● **Extracted records**:
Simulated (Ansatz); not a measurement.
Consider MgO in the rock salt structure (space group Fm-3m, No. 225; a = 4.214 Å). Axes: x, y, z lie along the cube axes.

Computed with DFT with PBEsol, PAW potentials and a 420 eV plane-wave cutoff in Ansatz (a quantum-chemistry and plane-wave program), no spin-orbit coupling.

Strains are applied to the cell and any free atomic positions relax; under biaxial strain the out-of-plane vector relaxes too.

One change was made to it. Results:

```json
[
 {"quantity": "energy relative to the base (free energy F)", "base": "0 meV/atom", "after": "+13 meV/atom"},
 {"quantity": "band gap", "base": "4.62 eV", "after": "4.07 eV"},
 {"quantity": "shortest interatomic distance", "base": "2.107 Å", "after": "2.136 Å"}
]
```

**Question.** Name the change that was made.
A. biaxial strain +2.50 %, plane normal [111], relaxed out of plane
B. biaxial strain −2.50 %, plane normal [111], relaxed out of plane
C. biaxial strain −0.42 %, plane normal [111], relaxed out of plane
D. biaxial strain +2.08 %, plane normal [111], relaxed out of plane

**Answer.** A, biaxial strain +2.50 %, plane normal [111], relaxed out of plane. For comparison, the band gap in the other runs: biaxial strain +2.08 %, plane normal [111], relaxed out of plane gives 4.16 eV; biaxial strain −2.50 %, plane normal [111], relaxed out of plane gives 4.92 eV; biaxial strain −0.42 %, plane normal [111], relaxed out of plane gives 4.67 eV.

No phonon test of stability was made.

● **Brief**: Given the data above, transcribe exactly the lines from the one containing "One change was" down to the one containing "gives 4.67 eV.", and no others.

● **Response area**:
One change was made to it. Results:

```json
[
 {"quantity": "energy relative to the base (free energy F)", "base": "0 meV/atom", "after": "+13 meV/atom"},
 {"quantity": "band gap", "base": "4.62 eV", "after": "4.07 eV"},
 {"quantity": "shortest interatomic distance", "base": "2.107 Å", "after": "2.136 Å"}
]
```

**Question.** Name the change that was made.
A. biaxial strain +2.50 %, plane normal [111], relaxed out of plane
B. biaxial strain −2.50 %, plane normal [111], relaxed out of plane
C. biaxial strain −0.42 %, plane normal [111], relaxed out of plane
D. biaxial strain +2.08 %, plane normal [111], relaxed out of plane

**Answer.** A, biaxial strain +2.50 %, plane normal [111], relaxed out of plane. For comparison, the band gap in the other runs: biaxial strain +2.08 %, plane normal [111], relaxed out of plane gives 4.16 eV; biaxial strain −2.50 %, plane normal [111], relaxed out of plane gives 4.92 eV; biaxial strain −0.42 %, plane normal [111], relaxed out of plane gives 4.67 eV.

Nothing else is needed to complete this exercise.